• **WORK REQUEST**
Output must match the data below exactly from its first line through the line that contains "For CH3F (R41), give", with no other line.

• **DATA FOR ANALYSIS**
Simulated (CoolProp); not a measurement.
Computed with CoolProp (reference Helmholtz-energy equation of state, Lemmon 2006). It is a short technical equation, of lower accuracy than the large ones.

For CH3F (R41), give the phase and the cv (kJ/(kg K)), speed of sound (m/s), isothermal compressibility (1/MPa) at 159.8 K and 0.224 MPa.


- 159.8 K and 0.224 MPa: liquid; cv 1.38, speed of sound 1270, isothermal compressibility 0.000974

• **YOUR SOLUTION**
Simulated (CoolProp); not a measurement.
Computed with CoolProp (reference Helmholtz-energy equation of state, Lemmon 2006). It is a short technical equation, of lower accuracy than the large ones.

For CH3F (R41), give the phase and the cv (kJ/(kg K)), speed of sound (m/s), isothermal compressibility (1/MPa) at 159.8 K and 0.224 MPa.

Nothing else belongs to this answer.